**TASK ITEM:** Set down a word-for-word copy of the data below, limited to the lines from the first through the line with "three principal values.".

**RECORDS SUPPLIED:**
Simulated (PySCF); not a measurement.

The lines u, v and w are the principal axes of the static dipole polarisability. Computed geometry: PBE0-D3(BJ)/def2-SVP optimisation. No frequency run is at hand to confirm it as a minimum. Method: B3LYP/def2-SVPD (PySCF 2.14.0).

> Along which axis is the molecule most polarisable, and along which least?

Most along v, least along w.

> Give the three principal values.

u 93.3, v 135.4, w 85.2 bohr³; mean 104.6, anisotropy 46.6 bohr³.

**RESPONSE:**
Simulated (PySCF); not a measurement.

The lines u, v and w are the principal axes of the static dipole polarisability. Computed geometry: PBE0-D3(BJ)/def2-SVP optimisation. No frequency run is at hand to confirm it as a minimum. Method: B3LYP/def2-SVPD (PySCF 2.14.0).

> Along which axis is the molecule most polarisable, and along which least?

Most along v, least along w.

> Give the three principal values.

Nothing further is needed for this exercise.